• _WORK INSTRUCTION_: Would you give the entries below again, precisely as they are written?

• _LISTED ENTRIES_:
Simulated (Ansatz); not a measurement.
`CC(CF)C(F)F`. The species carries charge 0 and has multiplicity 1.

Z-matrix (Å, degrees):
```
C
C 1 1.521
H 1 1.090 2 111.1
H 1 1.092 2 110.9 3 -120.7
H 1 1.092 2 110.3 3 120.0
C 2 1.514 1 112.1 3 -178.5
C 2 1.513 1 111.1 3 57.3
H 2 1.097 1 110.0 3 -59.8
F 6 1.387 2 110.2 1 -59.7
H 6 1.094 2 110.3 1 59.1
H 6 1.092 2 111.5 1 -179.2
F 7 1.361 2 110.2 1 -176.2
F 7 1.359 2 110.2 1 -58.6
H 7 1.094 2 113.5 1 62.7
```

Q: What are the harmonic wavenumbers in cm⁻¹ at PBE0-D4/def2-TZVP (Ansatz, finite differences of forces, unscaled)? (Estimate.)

• _TASK SOLUTION_:
Simulated (Ansatz); not a measurement.
`CC(CF)C(F)F`. The species carries charge 0 and has multiplicity 1.

Z-matrix (Å, degrees):
```
C
C 1 1.521
H 1 1.090 2 111.1
H 1 1.092 2 110.9 3 -120.7
H 1 1.092 2 110.3 3 120.0
C 2 1.514 1 112.1 3 -178.5
C 2 1.513 1 111.1 3 57.3
H 2 1.097 1 110.0 3 -59.8
F 6 1.387 2 110.2 1 -59.7
H 6 1.094 2 110.3 1 59.1
H 6 1.092 2 111.5 1 -179.2
F 7 1.361 2 110.2 1 -176.2
F 7 1.359 2 110.2 1 -58.6
H 7 1.094 2 113.5 1 62.7
```

Q: What are the harmonic wavenumbers in cm⁻¹ at PBE0-D4/def2-TZVP (Ansatz, finite differences of forces, unscaled)? (Estimate.)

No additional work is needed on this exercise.